→ Assigned task
Down to the last line, copy the records below without any change.

────────

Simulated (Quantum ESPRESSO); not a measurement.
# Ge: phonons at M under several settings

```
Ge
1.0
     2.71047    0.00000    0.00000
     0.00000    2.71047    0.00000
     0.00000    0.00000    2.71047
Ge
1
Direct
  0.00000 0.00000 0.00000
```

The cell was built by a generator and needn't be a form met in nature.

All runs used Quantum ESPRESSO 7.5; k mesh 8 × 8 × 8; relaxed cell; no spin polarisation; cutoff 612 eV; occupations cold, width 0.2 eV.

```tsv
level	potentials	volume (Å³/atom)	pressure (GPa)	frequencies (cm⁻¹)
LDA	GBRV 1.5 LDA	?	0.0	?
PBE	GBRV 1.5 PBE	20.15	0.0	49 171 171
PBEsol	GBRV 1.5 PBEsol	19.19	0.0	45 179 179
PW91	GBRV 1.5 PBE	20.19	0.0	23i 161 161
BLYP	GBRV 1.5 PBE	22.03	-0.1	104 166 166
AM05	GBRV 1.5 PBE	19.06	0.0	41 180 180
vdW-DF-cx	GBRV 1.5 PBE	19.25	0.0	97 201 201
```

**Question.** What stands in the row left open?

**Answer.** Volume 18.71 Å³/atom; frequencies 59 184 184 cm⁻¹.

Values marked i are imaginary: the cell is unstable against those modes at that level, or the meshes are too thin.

────────

→ Answer section
Simulated (Quantum ESPRESSO); not a measurement.
# Ge: phonons at M under several settings

```
Ge
1.0
     2.71047    0.00000    0.00000
     0.00000    2.71047    0.00000
     0.00000    0.00000    2.71047
Ge
1
Direct
  0.00000 0.00000 0.00000
```

The cell was built by a generator and needn't be a form met in nature.

All runs used Quantum ESPRESSO 7.5; k mesh 8 × 8 × 8; relaxed cell; no spin polarisation; cutoff 612 eV; occupations cold, width 0.2 eV.

```tsv
level	potentials	volume (Å³/atom)	pressure (GPa)	frequencies (cm⁻¹)
LDA	GBRV 1.5 LDA	?	0.0	?
PBE	GBRV 1.5 PBE	20.15	0.0	49 171 171
PBEsol	GBRV 1.5 PBEsol	19.19	0.0	45 179 179
PW91	GBRV 1.5 PBE	20.19	0.0	23i 161 161
BLYP	GBRV 1.5 PBE	22.03	-0.1	104 166 166
AM05	GBRV 1.5 PBE	19.06	0.0	41 180 180
vdW-DF-cx	GBRV 1.5 PBE	19.25	0.0	97 201 201
```

**Question.** What stands in the row left open?

**Answer.** Volume 18.71 Å³/atom; frequencies 59 184 184 cm⁻¹.

Values marked i are imaginary: the cell is unstable against those modes at that level, or the meshes are too thin.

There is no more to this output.